BEGIN EXCERPTED DATA
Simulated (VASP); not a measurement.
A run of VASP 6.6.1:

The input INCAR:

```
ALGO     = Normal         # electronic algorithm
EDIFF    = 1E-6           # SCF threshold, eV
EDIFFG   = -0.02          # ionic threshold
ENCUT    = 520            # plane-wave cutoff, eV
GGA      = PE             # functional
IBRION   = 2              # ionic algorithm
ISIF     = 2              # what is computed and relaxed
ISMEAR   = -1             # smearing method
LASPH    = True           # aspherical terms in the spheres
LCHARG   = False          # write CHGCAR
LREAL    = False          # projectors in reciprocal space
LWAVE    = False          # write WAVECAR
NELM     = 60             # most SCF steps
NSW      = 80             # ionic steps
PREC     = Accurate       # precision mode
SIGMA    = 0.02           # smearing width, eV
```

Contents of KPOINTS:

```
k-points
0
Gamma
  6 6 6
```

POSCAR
END EXCERPTED DATA

#### REQUIRED ACTION
The data above must be returned in full, exactly as written.

#### ANSWER SECTION
Simulated (VASP); not a measurement.
A run of VASP 6.6.1:

The input INCAR:

```
ALGO     = Normal         # electronic algorithm
EDIFF    = 1E-6           # SCF threshold, eV
EDIFFG   = -0.02          # ionic threshold
ENCUT    = 520            # plane-wave cutoff, eV
GGA      = PE             # functional
IBRION   = 2              # ionic algorithm
ISIF     = 2              # what is computed and relaxed
ISMEAR   = -1             # smearing method
LASPH    = True           # aspherical terms in the spheres
LCHARG   = False          # write CHGCAR
LREAL    = False          # projectors in reciprocal space
LWAVE    = False          # write WAVECAR
NELM     = 60             # most SCF steps
NSW      = 80             # ionic steps
PREC     = Accurate       # precision mode
SIGMA    = 0.02           # smearing width, eV
```

Contents of KPOINTS:

```
k-points
0
Gamma
  6 6 6
```

POSCAR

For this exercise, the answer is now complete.